- [Activity] Below this sentence is a listing; return exactly its lines from the one with "Problem. Estimate the" to the one with "Between zero and", both kept, and nothing more.

- [Record excerpts]
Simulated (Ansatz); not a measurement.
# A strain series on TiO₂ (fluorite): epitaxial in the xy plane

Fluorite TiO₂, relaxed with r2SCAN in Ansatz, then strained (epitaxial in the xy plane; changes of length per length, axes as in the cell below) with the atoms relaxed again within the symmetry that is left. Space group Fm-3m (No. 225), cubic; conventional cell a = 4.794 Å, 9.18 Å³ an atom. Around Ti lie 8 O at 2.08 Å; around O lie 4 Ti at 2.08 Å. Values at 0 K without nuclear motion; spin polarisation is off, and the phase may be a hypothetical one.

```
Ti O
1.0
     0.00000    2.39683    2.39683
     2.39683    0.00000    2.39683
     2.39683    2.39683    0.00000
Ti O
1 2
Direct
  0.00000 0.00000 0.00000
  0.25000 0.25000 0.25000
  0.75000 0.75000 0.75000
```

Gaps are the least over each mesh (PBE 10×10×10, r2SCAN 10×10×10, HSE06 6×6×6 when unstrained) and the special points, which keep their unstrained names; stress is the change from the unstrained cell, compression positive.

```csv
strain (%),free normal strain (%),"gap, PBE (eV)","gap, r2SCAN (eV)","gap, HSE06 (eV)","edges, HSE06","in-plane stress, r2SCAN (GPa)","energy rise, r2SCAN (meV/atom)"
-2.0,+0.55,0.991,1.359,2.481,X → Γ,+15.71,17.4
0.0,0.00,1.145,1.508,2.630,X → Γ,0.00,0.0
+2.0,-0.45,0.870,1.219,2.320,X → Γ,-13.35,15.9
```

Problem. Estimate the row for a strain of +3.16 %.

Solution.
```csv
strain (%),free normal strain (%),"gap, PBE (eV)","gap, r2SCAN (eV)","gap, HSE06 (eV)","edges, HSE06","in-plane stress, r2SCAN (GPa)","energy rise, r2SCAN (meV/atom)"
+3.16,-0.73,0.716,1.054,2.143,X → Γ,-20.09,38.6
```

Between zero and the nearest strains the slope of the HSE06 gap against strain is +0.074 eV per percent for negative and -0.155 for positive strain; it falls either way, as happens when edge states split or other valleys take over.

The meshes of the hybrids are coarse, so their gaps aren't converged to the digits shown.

- [Response box]
Problem. Estimate the row for a strain of +3.16 %.

Solution.
```csv
strain (%),free normal strain (%),"gap, PBE (eV)","gap, r2SCAN (eV)","gap, HSE06 (eV)","edges, HSE06","in-plane stress, r2SCAN (GPa)","energy rise, r2SCAN (meV/atom)"
+3.16,-0.73,0.716,1.054,2.143,X → Γ,-20.09,38.6
```

Between zero and the nearest strains the slope of the HSE06 gap against strain is +0.074 eV per percent for negative and -0.155 for positive strain; it falls either way, as happens when edge states split or other valleys take over.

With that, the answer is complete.